ASSIGNED TASK ▸
In exact form, please repeat the records from their opening line down to the line with "One table from", including that line.

· · · ·
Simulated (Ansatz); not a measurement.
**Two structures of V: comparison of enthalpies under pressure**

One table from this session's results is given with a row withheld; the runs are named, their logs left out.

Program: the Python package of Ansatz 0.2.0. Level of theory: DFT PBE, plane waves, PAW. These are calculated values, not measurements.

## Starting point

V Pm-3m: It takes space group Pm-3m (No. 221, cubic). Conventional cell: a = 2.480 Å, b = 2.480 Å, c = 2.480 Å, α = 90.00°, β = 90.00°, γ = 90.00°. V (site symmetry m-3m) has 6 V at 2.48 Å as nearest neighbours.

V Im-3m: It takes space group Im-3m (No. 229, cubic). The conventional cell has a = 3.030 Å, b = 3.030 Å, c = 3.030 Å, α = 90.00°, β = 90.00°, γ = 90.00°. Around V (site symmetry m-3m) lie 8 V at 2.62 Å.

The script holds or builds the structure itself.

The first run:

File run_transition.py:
· · · ·

RESPONSE ▸
Simulated (Ansatz); not a measurement.
**Two structures of V: comparison of enthalpies under pressure**

One table from this session's results is given with a row withheld; the runs are named, their logs left out.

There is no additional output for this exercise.